:: Required action ::
All lines from the first line of the material up to and including the line with "The trajectory has" must be copied exactly, and no others.

:: Data extract ::
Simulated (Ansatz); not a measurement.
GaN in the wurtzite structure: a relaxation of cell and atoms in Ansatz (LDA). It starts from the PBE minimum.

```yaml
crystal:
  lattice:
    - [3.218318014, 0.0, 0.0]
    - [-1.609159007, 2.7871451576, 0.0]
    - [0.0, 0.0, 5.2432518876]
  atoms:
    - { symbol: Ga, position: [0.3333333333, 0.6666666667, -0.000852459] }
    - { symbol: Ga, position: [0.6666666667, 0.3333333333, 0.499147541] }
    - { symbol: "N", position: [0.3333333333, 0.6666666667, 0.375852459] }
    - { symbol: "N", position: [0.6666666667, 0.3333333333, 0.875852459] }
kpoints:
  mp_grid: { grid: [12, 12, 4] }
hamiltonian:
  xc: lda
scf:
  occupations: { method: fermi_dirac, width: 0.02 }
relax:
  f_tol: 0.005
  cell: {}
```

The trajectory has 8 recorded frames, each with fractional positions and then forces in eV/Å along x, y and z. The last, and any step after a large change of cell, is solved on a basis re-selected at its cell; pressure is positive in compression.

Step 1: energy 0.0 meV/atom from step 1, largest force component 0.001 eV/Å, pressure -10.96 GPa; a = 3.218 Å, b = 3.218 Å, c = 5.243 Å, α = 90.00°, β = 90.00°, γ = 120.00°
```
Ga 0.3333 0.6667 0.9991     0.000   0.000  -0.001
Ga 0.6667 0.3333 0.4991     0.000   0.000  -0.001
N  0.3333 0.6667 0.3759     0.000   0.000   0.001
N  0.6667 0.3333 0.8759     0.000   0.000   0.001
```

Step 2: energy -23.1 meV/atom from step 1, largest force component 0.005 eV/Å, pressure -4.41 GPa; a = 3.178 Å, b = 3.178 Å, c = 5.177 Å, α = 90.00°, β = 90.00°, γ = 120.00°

:: Worked solution ::
Simulated (Ansatz); not a measurement.
GaN in the wurtzite structure: a relaxation of cell and atoms in Ansatz (LDA). It starts from the PBE minimum.

```yaml
crystal:
  lattice:
    - [3.218318014, 0.0, 0.0]
    - [-1.609159007, 2.7871451576, 0.0]
    - [0.0, 0.0, 5.2432518876]
  atoms:
    - { symbol: Ga, position: [0.3333333333, 0.6666666667, -0.000852459] }
    - { symbol: Ga, position: [0.6666666667, 0.3333333333, 0.499147541] }
    - { symbol: "N", position: [0.3333333333, 0.6666666667, 0.375852459] }
    - { symbol: "N", position: [0.6666666667, 0.3333333333, 0.875852459] }
kpoints:
  mp_grid: { grid: [12, 12, 4] }
hamiltonian:
  xc: lda
scf:
  occupations: { method: fermi_dirac, width: 0.02 }
relax:
  f_tol: 0.005
  cell: {}
```

The trajectory has 8 recorded frames, each with fractional positions and then forces in eV/Å along x, y and z. The last, and any step after a large change of cell, is solved on a basis re-selected at its cell; pressure is positive in compression.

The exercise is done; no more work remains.